Task item> Retype, without any change, the first line of the records and every line after it through the one containing "Atoms are counted".

-- Extracted data follows --

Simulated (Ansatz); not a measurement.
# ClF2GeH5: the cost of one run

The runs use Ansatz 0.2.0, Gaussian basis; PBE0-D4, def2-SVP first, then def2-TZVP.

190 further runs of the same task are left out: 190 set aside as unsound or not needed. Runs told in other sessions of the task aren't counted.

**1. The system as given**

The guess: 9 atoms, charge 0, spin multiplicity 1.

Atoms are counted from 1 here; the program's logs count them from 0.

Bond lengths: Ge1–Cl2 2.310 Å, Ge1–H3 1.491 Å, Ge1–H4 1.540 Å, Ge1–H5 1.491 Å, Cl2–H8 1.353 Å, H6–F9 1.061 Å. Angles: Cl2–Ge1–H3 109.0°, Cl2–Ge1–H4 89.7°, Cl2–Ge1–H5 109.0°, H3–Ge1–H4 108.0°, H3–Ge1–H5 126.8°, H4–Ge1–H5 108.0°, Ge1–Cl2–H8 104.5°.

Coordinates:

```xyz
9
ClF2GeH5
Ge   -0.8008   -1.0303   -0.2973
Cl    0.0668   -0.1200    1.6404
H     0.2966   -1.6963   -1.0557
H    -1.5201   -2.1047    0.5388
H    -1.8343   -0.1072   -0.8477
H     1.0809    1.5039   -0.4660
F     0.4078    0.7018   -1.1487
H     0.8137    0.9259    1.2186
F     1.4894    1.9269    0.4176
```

-- Extracted data concluded --

Written reply>
Simulated (Ansatz); not a measurement.
# ClF2GeH5: the cost of one run

The runs use Ansatz 0.2.0, Gaussian basis; PBE0-D4, def2-SVP first, then def2-TZVP.

190 further runs of the same task are left out: 190 set aside as unsound or not needed. Runs told in other sessions of the task aren't counted.

**1. The system as given**

The guess: 9 atoms, charge 0, spin multiplicity 1.

Atoms are counted from 1 here; the program's logs count them from 0.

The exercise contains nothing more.